▶ [Dataset content]:
***

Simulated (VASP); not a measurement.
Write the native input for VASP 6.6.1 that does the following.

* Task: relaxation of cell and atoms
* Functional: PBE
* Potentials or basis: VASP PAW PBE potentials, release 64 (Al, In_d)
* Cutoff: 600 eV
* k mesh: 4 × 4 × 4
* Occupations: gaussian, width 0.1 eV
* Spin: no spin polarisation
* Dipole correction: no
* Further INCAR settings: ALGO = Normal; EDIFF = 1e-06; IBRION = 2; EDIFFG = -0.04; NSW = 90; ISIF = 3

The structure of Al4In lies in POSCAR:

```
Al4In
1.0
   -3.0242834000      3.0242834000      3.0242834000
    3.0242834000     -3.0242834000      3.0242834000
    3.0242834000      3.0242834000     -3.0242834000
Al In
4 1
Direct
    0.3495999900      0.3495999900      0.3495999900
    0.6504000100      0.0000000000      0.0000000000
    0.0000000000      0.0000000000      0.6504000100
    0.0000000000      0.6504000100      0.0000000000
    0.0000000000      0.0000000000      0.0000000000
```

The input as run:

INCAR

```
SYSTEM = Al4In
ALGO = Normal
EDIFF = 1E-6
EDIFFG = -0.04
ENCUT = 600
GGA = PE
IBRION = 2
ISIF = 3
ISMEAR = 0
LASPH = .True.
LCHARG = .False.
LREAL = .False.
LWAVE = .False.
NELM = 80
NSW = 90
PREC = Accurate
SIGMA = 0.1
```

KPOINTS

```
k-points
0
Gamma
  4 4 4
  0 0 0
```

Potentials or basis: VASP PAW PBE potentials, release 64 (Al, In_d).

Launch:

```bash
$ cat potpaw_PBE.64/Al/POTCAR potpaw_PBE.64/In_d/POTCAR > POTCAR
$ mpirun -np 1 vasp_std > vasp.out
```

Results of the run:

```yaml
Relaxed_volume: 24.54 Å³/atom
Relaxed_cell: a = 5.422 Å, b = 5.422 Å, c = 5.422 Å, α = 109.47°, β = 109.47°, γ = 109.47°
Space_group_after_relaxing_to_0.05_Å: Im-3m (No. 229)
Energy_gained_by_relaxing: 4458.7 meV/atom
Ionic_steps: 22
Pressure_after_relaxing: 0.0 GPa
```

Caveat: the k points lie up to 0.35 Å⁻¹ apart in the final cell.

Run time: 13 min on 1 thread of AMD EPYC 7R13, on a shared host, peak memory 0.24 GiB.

***

Everything from the line with "90; ISIF = 3" through the line with "Caveat: the k" should be written out exactly as it appears above, end lines included, and nothing outside that range.

* Further INCAR settings: ALGO = Normal; EDIFF = 1e-06; IBRION = 2; EDIFFG = -0.04; NSW = 90; ISIF = 3

The structure of Al4In lies in POSCAR:

```
Al4In
1.0
   -3.0242834000      3.0242834000      3.0242834000
    3.0242834000     -3.0242834000      3.0242834000
    3.0242834000      3.0242834000     -3.0242834000
Al In
4 1
Direct
    0.3495999900      0.3495999900      0.3495999900
    0.6504000100      0.0000000000      0.0000000000
    0.0000000000      0.0000000000      0.6504000100
    0.0000000000      0.6504000100      0.0000000000
    0.0000000000      0.0000000000      0.0000000000
```

The input as run:

INCAR

```
SYSTEM = Al4In
ALGO = Normal
EDIFF = 1E-6
EDIFFG = -0.04
ENCUT = 600
GGA = PE
IBRION = 2
ISIF = 3
ISMEAR = 0
LASPH = .True.
LCHARG = .False.
LREAL = .False.
LWAVE = .False.
NELM = 80
NSW = 90
PREC = Accurate
SIGMA = 0.1
```

KPOINTS

```
k-points
0
Gamma
  4 4 4
  0 0 0
```

Potentials or basis: VASP PAW PBE potentials, release 64 (Al, In_d).

Launch:

```bash
$ cat potpaw_PBE.64/Al/POTCAR potpaw_PBE.64/In_d/POTCAR > POTCAR
$ mpirun -np 1 vasp_std > vasp.out
```

Results of the run:

```yaml
Relaxed_volume: 24.54 Å³/atom
Relaxed_cell: a = 5.422 Å, b = 5.422 Å, c = 5.422 Å, α = 109.47°, β = 109.47°, γ = 109.47°
Space_group_after_relaxing_to_0.05_Å: Im-3m (No. 229)
Energy_gained_by_relaxing: 4458.7 meV/atom
Ionic_steps: 22
Pressure_after_relaxing: 0.0 GPa
```

Caveat: the k points lie up to 0.35 Å⁻¹ apart in the final cell.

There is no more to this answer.